Return the data that follows exactly, with each line intact.

· · · ·

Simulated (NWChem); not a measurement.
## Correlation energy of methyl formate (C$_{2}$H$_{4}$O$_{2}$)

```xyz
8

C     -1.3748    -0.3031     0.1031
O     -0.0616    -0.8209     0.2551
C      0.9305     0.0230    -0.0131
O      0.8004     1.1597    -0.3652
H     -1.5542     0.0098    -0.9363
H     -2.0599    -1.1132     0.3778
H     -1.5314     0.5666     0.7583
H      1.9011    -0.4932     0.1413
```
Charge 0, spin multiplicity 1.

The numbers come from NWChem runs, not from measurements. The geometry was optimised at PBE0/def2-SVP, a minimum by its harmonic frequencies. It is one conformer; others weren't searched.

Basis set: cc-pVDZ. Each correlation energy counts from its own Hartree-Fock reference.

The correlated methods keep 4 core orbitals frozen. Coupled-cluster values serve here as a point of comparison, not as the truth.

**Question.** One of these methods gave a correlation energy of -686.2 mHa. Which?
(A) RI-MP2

· · · ·

* **TASK OUTPUT**
Simulated (NWChem); not a measurement.
## Correlation energy of methyl formate (C$_{2}$H$_{4}$O$_{2}$)

```xyz
8

C     -1.3748    -0.3031     0.1031
O     -0.0616    -0.8209     0.2551
C      0.9305     0.0230    -0.0131
O      0.8004     1.1597    -0.3652
H     -1.5542     0.0098    -0.9363
H     -2.0599    -1.1132     0.3778
H     -1.5314     0.5666     0.7583
H      1.9011    -0.4932     0.1413
```
Charge 0, spin multiplicity 1.

The numbers come from NWChem runs, not from measurements. The geometry was optimised at PBE0/def2-SVP, a minimum by its harmonic frequencies. It is one conformer; others weren't searched.

Basis set: cc-pVDZ. Each correlation energy counts from its own Hartree-Fock reference.

The correlated methods keep 4 core orbitals frozen. Coupled-cluster values serve here as a point of comparison, not as the truth.

**Question.** One of these methods gave a correlation energy of -686.2 mHa. Which?
(A) RI-MP2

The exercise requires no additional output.